WORK REQUEST:
A single stretch of the material below is to be transcribed exactly, starting at the line with "The run: WS2" and ending after the line with "Q: How did the optimisation end?".

DATASET RECORDS:
● ● ●

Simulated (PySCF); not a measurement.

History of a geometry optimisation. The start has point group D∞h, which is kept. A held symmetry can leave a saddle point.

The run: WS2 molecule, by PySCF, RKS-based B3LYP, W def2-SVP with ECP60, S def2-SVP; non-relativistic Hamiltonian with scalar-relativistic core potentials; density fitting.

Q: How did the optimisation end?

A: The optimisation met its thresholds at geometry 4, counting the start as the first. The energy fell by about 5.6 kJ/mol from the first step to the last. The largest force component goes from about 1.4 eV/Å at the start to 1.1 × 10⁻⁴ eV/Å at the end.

● ● ●

ANSWER SECTION:
The run: WS2 molecule, by PySCF, RKS-based B3LYP, W def2-SVP with ECP60, S def2-SVP; non-relativistic Hamiltonian with scalar-relativistic core potentials; density fitting.

Q: How did the optimisation end?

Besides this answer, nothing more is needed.